**REQUIREMENT**: Go through the entries and copy each one exactly. Leave none out.

********

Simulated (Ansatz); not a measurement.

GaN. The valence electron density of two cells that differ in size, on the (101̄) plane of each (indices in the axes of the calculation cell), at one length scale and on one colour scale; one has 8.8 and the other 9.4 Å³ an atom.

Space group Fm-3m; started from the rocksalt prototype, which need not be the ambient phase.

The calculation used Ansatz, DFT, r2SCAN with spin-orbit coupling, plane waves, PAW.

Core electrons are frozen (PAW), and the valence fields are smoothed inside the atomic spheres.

********

**EXPECTED ANSWER**:
Simulated (Ansatz); not a measurement.

GaN. The valence electron density of two cells that differ in size, on the (101̄) plane of each (indices in the axes of the calculation cell), at one length scale and on one colour scale; one has 8.8 and the other 9.4 Å³ an atom.

Space group Fm-3m; started from the rocksalt prototype, which need not be the ambient phase.

The calculation used Ansatz, DFT, r2SCAN with spin-orbit coupling, plane waves, PAW.

Core electrons are frozen (PAW), and the valence fields are smoothed inside the atomic spheres.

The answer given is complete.